## Dataset extract:
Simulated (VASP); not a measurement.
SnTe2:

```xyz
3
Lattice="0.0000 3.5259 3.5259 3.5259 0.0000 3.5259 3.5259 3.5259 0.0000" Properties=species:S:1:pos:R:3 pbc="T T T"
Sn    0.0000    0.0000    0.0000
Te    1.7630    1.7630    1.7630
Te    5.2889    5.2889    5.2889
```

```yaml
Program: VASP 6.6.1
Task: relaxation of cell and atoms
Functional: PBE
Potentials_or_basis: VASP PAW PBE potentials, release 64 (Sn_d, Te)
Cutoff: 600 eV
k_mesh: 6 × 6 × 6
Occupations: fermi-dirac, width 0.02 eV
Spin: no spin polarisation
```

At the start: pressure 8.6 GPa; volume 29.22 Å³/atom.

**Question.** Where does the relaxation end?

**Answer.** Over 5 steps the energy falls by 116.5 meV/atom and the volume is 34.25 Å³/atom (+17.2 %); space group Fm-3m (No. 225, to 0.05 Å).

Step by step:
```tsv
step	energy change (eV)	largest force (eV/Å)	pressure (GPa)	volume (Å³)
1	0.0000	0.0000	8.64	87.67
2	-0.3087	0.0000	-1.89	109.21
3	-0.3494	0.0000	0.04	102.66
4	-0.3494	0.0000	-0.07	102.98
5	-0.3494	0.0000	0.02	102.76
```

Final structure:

## Work request:
Restate the whole of the material exactly.

## Worked solution:
Simulated (VASP); not a measurement.
SnTe2:

```xyz
3
Lattice="0.0000 3.5259 3.5259 3.5259 0.0000 3.5259 3.5259 3.5259 0.0000" Properties=species:S:1:pos:R:3 pbc="T T T"
Sn    0.0000    0.0000    0.0000
Te    1.7630    1.7630    1.7630
Te    5.2889    5.2889    5.2889
```

```yaml
Program: VASP 6.6.1
Task: relaxation of cell and atoms
Functional: PBE
Potentials_or_basis: VASP PAW PBE potentials, release 64 (Sn_d, Te)
Cutoff: 600 eV
k_mesh: 6 × 6 × 6
Occupations: fermi-dirac, width 0.02 eV
Spin: no spin polarisation
```

At the start: pressure 8.6 GPa; volume 29.22 Å³/atom.

**Question.** Where does the relaxation end?

**Answer.** Over 5 steps the energy falls by 116.5 meV/atom and the volume is 34.25 Å³/atom (+17.2 %); space group Fm-3m (No. 225, to 0.05 Å).

Step by step:
```tsv
step	energy change (eV)	largest force (eV/Å)	pressure (GPa)	volume (Å³)
1	0.0000	0.0000	8.64	87.67
2	-0.3087	0.0000	-1.89	109.21
3	-0.3494	0.0000	0.04	102.66
4	-0.3494	0.0000	-0.07	102.98
5	-0.3494	0.0000	0.02	102.76
```

Final structure:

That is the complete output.